__Work request__: Would you return the entries exactly, with every line intact?

__Data extracts__:
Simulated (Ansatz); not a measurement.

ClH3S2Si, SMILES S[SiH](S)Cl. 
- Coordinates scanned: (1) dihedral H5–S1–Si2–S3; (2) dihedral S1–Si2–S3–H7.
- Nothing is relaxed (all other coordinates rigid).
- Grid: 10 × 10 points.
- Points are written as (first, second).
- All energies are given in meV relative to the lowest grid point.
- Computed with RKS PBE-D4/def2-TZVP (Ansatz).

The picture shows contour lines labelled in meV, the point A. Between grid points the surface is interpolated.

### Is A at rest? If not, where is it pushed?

__Solution__:
Simulated (Ansatz); not a measurement.

ClH3S2Si, SMILES S[SiH](S)Cl. 
- Coordinates scanned: (1) dihedral H5–S1–Si2–S3; (2) dihedral S1–Si2–S3–H7.
- Nothing is relaxed (all other coordinates rigid).
- Grid: 10 × 10 points.
- Points are written as (first, second).
- All energies are given in meV relative to the lowest grid point.
- Computed with RKS PBE-D4/def2-TZVP (Ansatz).

The picture shows contour lines labelled in meV, the point A. Between grid points the surface is interpolated.

### Is A at rest? If not, where is it pushed?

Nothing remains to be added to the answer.